__Work task__. Start the output with the opening line of the listing below and continue, reproducing each line exactly, up to and including the line that contains "What infrared bands".

__Data provided__.
- - -

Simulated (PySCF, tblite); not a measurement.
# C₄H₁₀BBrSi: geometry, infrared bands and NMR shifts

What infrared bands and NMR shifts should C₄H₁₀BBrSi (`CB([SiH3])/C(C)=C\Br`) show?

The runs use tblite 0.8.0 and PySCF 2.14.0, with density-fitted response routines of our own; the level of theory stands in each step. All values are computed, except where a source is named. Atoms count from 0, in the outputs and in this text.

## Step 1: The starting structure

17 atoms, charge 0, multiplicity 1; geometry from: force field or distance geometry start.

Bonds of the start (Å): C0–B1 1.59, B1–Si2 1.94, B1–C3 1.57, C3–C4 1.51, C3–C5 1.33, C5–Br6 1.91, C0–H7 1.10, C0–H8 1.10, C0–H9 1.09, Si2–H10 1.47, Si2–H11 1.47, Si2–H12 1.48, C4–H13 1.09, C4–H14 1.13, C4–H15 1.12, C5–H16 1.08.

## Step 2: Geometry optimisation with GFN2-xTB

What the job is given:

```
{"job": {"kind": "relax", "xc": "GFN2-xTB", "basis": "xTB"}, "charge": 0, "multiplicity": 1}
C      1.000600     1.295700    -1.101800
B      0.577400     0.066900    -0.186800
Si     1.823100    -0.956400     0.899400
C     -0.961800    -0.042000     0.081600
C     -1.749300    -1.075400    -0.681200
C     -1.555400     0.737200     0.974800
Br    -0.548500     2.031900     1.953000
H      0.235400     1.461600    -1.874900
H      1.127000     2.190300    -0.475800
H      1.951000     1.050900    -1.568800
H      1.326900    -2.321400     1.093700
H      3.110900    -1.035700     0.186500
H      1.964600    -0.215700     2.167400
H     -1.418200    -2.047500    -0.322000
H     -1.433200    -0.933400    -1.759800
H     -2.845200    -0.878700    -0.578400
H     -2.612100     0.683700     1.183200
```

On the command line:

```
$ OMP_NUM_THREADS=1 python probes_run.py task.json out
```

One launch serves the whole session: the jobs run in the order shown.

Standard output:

- - -

__Answer box__.
Simulated (PySCF, tblite); not a measurement.
# C₄H₁₀BBrSi: geometry, infrared bands and NMR shifts

What infrared bands and NMR shifts should C₄H₁₀BBrSi (`CB([SiH3])/C(C)=C\Br`) show?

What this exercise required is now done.